**Data records**
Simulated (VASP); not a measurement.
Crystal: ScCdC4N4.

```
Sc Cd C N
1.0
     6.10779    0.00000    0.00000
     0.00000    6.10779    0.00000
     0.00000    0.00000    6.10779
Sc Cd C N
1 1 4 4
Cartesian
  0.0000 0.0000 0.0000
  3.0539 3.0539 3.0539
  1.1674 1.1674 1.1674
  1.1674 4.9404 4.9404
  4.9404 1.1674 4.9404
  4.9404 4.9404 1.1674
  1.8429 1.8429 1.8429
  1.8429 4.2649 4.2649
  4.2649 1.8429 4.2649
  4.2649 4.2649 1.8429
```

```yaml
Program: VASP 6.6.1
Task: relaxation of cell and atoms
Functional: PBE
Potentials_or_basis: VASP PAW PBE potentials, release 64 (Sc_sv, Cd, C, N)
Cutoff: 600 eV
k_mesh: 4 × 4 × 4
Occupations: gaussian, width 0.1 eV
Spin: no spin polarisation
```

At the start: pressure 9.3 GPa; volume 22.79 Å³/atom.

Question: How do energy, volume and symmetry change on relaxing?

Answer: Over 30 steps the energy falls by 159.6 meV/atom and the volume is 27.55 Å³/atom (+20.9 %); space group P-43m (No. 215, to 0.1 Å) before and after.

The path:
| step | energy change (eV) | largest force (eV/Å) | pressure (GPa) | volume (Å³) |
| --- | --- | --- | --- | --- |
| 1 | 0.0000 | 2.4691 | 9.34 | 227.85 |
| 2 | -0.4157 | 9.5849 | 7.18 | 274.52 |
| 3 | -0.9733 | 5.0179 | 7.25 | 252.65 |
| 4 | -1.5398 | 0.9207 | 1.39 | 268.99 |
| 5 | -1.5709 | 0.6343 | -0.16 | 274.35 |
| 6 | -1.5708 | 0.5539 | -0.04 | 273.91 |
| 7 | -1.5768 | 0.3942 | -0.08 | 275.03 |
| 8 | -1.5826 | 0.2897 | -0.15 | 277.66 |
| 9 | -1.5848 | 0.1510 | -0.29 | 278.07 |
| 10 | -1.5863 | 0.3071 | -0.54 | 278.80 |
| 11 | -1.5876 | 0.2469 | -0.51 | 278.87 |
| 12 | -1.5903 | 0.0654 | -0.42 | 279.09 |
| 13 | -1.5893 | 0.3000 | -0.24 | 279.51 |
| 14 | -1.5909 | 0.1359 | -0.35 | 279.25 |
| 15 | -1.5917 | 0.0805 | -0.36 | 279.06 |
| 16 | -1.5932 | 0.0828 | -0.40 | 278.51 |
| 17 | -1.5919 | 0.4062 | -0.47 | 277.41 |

**Brief**
Lines after the one containing "-0.04 | 273.91 |" are not part of the task. Output the entries exactly from their first line through that one.

**Problem solution**
Simulated (VASP); not a measurement.
Crystal: ScCdC4N4.

```
Sc Cd C N
1.0
     6.10779    0.00000    0.00000
     0.00000    6.10779    0.00000
     0.00000    0.00000    6.10779
Sc Cd C N
1 1 4 4
Cartesian
  0.0000 0.0000 0.0000
  3.0539 3.0539 3.0539
  1.1674 1.1674 1.1674
  1.1674 4.9404 4.9404
  4.9404 1.1674 4.9404
  4.9404 4.9404 1.1674
  1.8429 1.8429 1.8429
  1.8429 4.2649 4.2649
  4.2649 1.8429 4.2649
  4.2649 4.2649 1.8429
```

```yaml
Program: VASP 6.6.1
Task: relaxation of cell and atoms
Functional: PBE
Potentials_or_basis: VASP PAW PBE potentials, release 64 (Sc_sv, Cd, C, N)
Cutoff: 600 eV
k_mesh: 4 × 4 × 4
Occupations: gaussian, width 0.1 eV
Spin: no spin polarisation
```

At the start: pressure 9.3 GPa; volume 22.79 Å³/atom.

Question: How do energy, volume and symmetry change on relaxing?

Answer: Over 30 steps the energy falls by 159.6 meV/atom and the volume is 27.55 Å³/atom (+20.9 %); space group P-43m (No. 215, to 0.1 Å) before and after.

The path:
| step | energy change (eV) | largest force (eV/Å) | pressure (GPa) | volume (Å³) |
| --- | --- | --- | --- | --- |
| 1 | 0.0000 | 2.4691 | 9.34 | 227.85 |
| 2 | -0.4157 | 9.5849 | 7.18 | 274.52 |
| 3 | -0.9733 | 5.0179 | 7.25 | 252.65 |
| 4 | -1.5398 | 0.9207 | 1.39 | 268.99 |
| 5 | -1.5709 | 0.6343 | -0.16 | 274.35 |
| 6 | -1.5708 | 0.5539 | -0.04 | 273.91 |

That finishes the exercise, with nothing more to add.